● Assigned task:
The entries below are to be copied exactly, with nothing left out.

* * * *
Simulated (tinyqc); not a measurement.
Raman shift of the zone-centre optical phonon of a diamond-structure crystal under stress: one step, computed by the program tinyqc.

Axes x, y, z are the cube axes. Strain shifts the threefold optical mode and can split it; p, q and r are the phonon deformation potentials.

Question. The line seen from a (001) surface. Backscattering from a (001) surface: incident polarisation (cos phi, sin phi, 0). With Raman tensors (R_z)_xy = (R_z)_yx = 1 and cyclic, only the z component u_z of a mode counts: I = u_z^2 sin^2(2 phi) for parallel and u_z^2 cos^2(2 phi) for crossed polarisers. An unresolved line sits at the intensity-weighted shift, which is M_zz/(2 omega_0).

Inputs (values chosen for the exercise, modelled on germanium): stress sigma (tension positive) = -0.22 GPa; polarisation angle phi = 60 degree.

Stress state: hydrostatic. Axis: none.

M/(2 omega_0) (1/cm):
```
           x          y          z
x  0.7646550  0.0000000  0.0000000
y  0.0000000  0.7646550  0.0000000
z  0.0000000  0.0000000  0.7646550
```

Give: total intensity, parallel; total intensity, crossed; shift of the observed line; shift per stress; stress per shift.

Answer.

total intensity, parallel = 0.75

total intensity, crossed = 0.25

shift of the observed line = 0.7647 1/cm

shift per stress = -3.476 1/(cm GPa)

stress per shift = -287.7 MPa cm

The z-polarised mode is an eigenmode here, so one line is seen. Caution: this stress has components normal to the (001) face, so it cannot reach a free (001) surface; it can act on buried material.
* * * *

● Answer box:
Simulated (tinyqc); not a measurement.
Raman shift of the zone-centre optical phonon of a diamond-structure crystal under stress: one step, computed by the program tinyqc.

Axes x, y, z are the cube axes. Strain shifts the threefold optical mode and can split it; p, q and r are the phonon deformation potentials.

Question. The line seen from a (001) surface. Backscattering from a (001) surface: incident polarisation (cos phi, sin phi, 0). With Raman tensors (R_z)_xy = (R_z)_yx = 1 and cyclic, only the z component u_z of a mode counts: I = u_z^2 sin^2(2 phi) for parallel and u_z^2 cos^2(2 phi) for crossed polarisers. An unresolved line sits at the intensity-weighted shift, which is M_zz/(2 omega_0).

Inputs (values chosen for the exercise, modelled on germanium): stress sigma (tension positive) = -0.22 GPa; polarisation angle phi = 60 degree.

Stress state: hydrostatic. Axis: none.

M/(2 omega_0) (1/cm):
```
           x          y          z
x  0.7646550  0.0000000  0.0000000
y  0.0000000  0.7646550  0.0000000
z  0.0000000  0.0000000  0.7646550
```

Give: total intensity, parallel; total intensity, crossed; shift of the observed line; shift per stress; stress per shift.

Answer.

total intensity, parallel = 0.75

total intensity, crossed = 0.25

shift of the observed line = 0.7647 1/cm

shift per stress = -3.476 1/(cm GPa)

stress per shift = -287.7 MPa cm

The z-polarised mode is an eigenmode here, so one line is seen. Caution: this stress has components normal to the (001) face, so it cannot reach a free (001) surface; it can act on buried material.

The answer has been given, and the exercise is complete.